*EXERCISE*: Starting with the first line and ending with the one that holds "Caveats: the PAW", retype the entries exactly.

*** RECORDS SUPPLIED

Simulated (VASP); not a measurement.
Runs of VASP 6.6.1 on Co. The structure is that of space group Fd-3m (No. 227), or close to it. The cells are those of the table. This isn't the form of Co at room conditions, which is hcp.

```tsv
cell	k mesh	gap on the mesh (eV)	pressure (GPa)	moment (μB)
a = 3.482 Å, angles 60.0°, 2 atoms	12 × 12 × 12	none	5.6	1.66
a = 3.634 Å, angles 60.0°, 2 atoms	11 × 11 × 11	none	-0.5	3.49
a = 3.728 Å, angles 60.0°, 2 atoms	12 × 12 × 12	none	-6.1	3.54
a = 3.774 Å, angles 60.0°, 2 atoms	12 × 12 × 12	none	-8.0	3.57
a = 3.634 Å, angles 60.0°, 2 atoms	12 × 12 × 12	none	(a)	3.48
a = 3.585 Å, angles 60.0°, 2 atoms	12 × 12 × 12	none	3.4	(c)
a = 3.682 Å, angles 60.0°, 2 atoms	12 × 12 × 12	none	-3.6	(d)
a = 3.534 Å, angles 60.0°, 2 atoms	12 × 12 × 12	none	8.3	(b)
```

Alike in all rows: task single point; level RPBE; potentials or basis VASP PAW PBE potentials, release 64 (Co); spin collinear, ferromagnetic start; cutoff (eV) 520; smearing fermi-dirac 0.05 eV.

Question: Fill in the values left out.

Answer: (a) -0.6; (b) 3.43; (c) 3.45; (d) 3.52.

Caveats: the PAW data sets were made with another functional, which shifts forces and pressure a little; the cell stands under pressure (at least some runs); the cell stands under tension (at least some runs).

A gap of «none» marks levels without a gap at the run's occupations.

******

*ANSWER SECTION*:
Simulated (VASP); not a measurement.
Runs of VASP 6.6.1 on Co. The structure is that of space group Fd-3m (No. 227), or close to it. The cells are those of the table. This isn't the form of Co at room conditions, which is hcp.

```tsv
cell	k mesh	gap on the mesh (eV)	pressure (GPa)	moment (μB)
a = 3.482 Å, angles 60.0°, 2 atoms	12 × 12 × 12	none	5.6	1.66
a = 3.634 Å, angles 60.0°, 2 atoms	11 × 11 × 11	none	-0.5	3.49
a = 3.728 Å, angles 60.0°, 2 atoms	12 × 12 × 12	none	-6.1	3.54
a = 3.774 Å, angles 60.0°, 2 atoms	12 × 12 × 12	none	-8.0	3.57
a = 3.634 Å, angles 60.0°, 2 atoms	12 × 12 × 12	none	(a)	3.48
a = 3.585 Å, angles 60.0°, 2 atoms	12 × 12 × 12	none	3.4	(c)
a = 3.682 Å, angles 60.0°, 2 atoms	12 × 12 × 12	none	-3.6	(d)
a = 3.534 Å, angles 60.0°, 2 atoms	12 × 12 × 12	none	8.3	(b)
```

Alike in all rows: task single point; level RPBE; potentials or basis VASP PAW PBE potentials, release 64 (Co); spin collinear, ferromagnetic start; cutoff (eV) 520; smearing fermi-dirac 0.05 eV.

Question: Fill in the values left out.

Answer: (a) -0.6; (b) 3.43; (c) 3.45; (d) 3.52.

Caveats: the PAW data sets were made with another functional, which shifts forces and pressure a little; the cell stands under pressure (at least some runs); the cell stands under tension (at least some runs).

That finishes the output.